**WORK TASK:**
Please copy the listing below in its entirety, without alteration.

**RECORDS SHOWN:**
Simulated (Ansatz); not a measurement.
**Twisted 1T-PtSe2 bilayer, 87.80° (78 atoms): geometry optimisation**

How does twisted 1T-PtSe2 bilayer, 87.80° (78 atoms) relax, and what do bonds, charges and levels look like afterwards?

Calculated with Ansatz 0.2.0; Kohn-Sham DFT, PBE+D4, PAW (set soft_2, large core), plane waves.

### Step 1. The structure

**YOUR SOLUTION:**
Simulated (Ansatz); not a measurement.
**Twisted 1T-PtSe2 bilayer, 87.80° (78 atoms): geometry optimisation**

How does twisted 1T-PtSe2 bilayer, 87.80° (78 atoms) relax, and what do bonds, charges and levels look like afterwards?

Calculated with Ansatz 0.2.0; Kohn-Sham DFT, PBE+D4, PAW (set soft_2, large core), plane waves.

### Step 1. The structure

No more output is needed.